═════ Supplied entries ═════
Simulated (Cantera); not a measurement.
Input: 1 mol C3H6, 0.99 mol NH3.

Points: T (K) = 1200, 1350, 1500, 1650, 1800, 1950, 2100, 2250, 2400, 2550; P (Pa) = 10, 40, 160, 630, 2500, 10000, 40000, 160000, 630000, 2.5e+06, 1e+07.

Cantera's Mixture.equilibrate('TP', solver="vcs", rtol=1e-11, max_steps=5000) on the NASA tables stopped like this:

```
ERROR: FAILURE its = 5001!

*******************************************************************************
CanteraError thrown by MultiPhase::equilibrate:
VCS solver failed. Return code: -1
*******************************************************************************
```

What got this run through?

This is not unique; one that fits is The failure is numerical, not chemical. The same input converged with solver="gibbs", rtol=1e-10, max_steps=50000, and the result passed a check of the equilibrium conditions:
═════

(Task item): Your task is to repeat the entries exactly.

(Answer area):
Simulated (Cantera); not a measurement.
Input: 1 mol C3H6, 0.99 mol NH3.

Points: T (K) = 1200, 1350, 1500, 1650, 1800, 1950, 2100, 2250, 2400, 2550; P (Pa) = 10, 40, 160, 630, 2500, 10000, 40000, 160000, 630000, 2.5e+06, 1e+07.

Cantera's Mixture.equilibrate('TP', solver="vcs", rtol=1e-11, max_steps=5000) on the NASA tables stopped like this:

```
ERROR: FAILURE its = 5001!

*******************************************************************************
CanteraError thrown by MultiPhase::equilibrate:
VCS solver failed. Return code: -1
*******************************************************************************
```

What got this run through?

This is not unique; one that fits is The failure is numerical, not chemical. The same input converged with solver="gibbs", rtol=1e-10, max_steps=50000, and the result passed a check of the equilibrium conditions:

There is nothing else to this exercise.